═══ Data to examine ═══

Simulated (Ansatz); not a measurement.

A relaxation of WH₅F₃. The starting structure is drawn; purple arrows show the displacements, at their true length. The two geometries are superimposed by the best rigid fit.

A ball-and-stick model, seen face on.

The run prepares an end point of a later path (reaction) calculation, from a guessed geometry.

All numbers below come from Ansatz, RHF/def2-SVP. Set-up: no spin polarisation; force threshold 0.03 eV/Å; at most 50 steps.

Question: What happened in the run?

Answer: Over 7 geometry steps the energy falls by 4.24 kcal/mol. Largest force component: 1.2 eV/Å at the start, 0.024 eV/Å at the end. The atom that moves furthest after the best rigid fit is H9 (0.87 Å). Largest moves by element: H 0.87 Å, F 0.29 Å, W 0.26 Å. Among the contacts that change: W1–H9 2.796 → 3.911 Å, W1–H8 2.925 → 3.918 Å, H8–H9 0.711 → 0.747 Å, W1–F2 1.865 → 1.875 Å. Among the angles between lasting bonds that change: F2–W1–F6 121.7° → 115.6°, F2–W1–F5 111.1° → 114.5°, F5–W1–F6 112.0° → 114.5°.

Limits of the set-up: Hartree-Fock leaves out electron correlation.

═══

- Assigned task: Give back the data exactly.

- Written response:
Simulated (Ansatz); not a measurement.

A relaxation of WH₅F₃. The starting structure is drawn; purple arrows show the displacements, at their true length. The two geometries are superimposed by the best rigid fit.

A ball-and-stick model, seen face on.

The run prepares an end point of a later path (reaction) calculation, from a guessed geometry.

All numbers below come from Ansatz, RHF/def2-SVP. Set-up: no spin polarisation; force threshold 0.03 eV/Å; at most 50 steps.

Question: What happened in the run?

Answer: Over 7 geometry steps the energy falls by 4.24 kcal/mol. Largest force component: 1.2 eV/Å at the start, 0.024 eV/Å at the end. The atom that moves furthest after the best rigid fit is H9 (0.87 Å). Largest moves by element: H 0.87 Å, F 0.29 Å, W 0.26 Å. Among the contacts that change: W1–H9 2.796 → 3.911 Å, W1–H8 2.925 → 3.918 Å, H8–H9 0.711 → 0.747 Å, W1–F2 1.865 → 1.875 Å. Among the angles between lasting bonds that change: F2–W1–F6 121.7° → 115.6°, F2–W1–F5 111.1° → 114.5°, F5–W1–F6 112.0° → 114.5°.

Limits of the set-up: Hartree-Fock leaves out electron correlation.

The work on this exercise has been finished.